**Information shown:**
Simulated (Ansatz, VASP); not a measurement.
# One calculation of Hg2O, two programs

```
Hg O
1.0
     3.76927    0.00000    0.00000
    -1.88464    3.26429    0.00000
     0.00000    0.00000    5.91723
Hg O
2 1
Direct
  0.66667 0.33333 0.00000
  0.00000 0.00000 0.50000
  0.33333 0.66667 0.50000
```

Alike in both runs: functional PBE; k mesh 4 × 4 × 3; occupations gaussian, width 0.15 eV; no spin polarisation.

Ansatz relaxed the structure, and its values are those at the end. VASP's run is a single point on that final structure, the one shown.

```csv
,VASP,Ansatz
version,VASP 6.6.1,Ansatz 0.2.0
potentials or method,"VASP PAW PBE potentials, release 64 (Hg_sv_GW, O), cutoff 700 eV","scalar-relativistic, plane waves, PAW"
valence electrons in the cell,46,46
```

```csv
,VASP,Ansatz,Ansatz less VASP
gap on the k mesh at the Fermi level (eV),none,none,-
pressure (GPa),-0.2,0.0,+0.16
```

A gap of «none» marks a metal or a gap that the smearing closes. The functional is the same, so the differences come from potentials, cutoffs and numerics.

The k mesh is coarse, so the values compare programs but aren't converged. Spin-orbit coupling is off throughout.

**Work instruction:** Print exactly, and only, the lines beginning at the top of the listing and ending at the line with "Alike in both".

**Result:**
Simulated (Ansatz, VASP); not a measurement.
# One calculation of Hg2O, two programs

```
Hg O
1.0
     3.76927    0.00000    0.00000
    -1.88464    3.26429    0.00000
     0.00000    0.00000    5.91723
Hg O
2 1
Direct
  0.66667 0.33333 0.00000
  0.00000 0.00000 0.50000
  0.33333 0.66667 0.50000
```

Alike in both runs: functional PBE; k mesh 4 × 4 × 3; occupations gaussian, width 0.15 eV; no spin polarisation.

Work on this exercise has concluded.